- Exercise data -
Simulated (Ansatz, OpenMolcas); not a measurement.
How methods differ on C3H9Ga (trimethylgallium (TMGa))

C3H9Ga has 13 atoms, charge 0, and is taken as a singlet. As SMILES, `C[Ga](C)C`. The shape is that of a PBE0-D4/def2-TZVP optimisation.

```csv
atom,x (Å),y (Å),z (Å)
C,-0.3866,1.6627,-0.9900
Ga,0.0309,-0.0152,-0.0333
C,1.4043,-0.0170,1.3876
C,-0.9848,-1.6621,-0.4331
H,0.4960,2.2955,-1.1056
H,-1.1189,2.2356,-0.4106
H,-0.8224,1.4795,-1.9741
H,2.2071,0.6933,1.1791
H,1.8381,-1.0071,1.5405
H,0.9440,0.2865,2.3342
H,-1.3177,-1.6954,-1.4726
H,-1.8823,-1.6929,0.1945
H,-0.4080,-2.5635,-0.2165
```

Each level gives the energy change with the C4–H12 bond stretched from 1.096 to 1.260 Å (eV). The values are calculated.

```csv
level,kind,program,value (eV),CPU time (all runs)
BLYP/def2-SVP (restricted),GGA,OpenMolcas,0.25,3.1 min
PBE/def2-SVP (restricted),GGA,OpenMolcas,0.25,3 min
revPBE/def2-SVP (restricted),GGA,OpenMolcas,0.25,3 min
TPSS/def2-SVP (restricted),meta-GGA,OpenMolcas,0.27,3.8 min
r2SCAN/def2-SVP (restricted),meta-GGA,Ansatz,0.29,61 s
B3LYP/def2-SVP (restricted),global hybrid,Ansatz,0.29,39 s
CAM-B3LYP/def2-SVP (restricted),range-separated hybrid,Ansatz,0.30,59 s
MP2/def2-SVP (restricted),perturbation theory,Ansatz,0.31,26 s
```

- Activity -
Repeat the whole listing word for word.

- Worked solution -
Simulated (Ansatz, OpenMolcas); not a measurement.
How methods differ on C3H9Ga (trimethylgallium (TMGa))

C3H9Ga has 13 atoms, charge 0, and is taken as a singlet. As SMILES, `C[Ga](C)C`. The shape is that of a PBE0-D4/def2-TZVP optimisation.

```csv
atom,x (Å),y (Å),z (Å)
C,-0.3866,1.6627,-0.9900
Ga,0.0309,-0.0152,-0.0333
C,1.4043,-0.0170,1.3876
C,-0.9848,-1.6621,-0.4331
H,0.4960,2.2955,-1.1056
H,-1.1189,2.2356,-0.4106
H,-0.8224,1.4795,-1.9741
H,2.2071,0.6933,1.1791
H,1.8381,-1.0071,1.5405
H,0.9440,0.2865,2.3342
H,-1.3177,-1.6954,-1.4726
H,-1.8823,-1.6929,0.1945
H,-0.4080,-2.5635,-0.2165
```

Each level gives the energy change with the C4–H12 bond stretched from 1.096 to 1.260 Å (eV). The values are calculated.

```csv
level,kind,program,value (eV),CPU time (all runs)
BLYP/def2-SVP (restricted),GGA,OpenMolcas,0.25,3.1 min
PBE/def2-SVP (restricted),GGA,OpenMolcas,0.25,3 min
revPBE/def2-SVP (restricted),GGA,OpenMolcas,0.25,3 min
TPSS/def2-SVP (restricted),meta-GGA,OpenMolcas,0.27,3.8 min
r2SCAN/def2-SVP (restricted),meta-GGA,Ansatz,0.29,61 s
B3LYP/def2-SVP (restricted),global hybrid,Ansatz,0.29,39 s
CAM-B3LYP/def2-SVP (restricted),range-separated hybrid,Ansatz,0.30,59 s
MP2/def2-SVP (restricted),perturbation theory,Ansatz,0.31,26 s
```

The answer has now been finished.